**ASSIGNED TASK:** From the line with "System: molecular nitrogen, N2, charge" to the line with "Property: atomisation energy", retype every line exactly, including those two, and leave out the rest of the data below.

**GIVEN INFORMATION:**
Content starts

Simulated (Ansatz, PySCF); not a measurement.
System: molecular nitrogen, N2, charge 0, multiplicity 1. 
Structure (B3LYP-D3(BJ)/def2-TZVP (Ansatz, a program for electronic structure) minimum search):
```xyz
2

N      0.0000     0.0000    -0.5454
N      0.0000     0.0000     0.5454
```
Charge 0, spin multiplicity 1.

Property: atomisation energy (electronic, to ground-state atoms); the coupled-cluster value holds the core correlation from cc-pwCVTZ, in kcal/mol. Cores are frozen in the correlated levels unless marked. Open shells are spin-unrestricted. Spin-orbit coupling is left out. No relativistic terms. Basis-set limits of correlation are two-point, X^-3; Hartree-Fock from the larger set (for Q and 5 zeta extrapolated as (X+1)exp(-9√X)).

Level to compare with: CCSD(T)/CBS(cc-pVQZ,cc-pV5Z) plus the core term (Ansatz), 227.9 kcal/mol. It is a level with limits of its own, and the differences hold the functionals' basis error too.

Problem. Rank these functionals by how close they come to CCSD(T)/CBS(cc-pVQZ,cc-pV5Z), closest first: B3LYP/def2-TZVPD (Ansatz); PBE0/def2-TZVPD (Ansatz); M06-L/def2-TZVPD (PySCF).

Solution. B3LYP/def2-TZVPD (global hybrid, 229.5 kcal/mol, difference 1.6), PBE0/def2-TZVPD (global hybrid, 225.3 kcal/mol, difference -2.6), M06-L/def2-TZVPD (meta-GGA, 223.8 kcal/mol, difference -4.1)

Content ends

**PROBLEM SOLUTION:**
System: molecular nitrogen, N2, charge 0, multiplicity 1. 
Structure (B3LYP-D3(BJ)/def2-TZVP (Ansatz, a program for electronic structure) minimum search):
```xyz
2

N      0.0000     0.0000    -0.5454
N      0.0000     0.0000     0.5454
```
Charge 0, spin multiplicity 1.

Property: atomisation energy (electronic, to ground-state atoms); the coupled-cluster value holds the core correlation from cc-pwCVTZ, in kcal/mol. Cores are frozen in the correlated levels unless marked. Open shells are spin-unrestricted. Spin-orbit coupling is left out. No relativistic terms. Basis-set limits of correlation are two-point, X^-3; Hartree-Fock from the larger set (for Q and 5 zeta extrapolated as (X+1)exp(-9√X)).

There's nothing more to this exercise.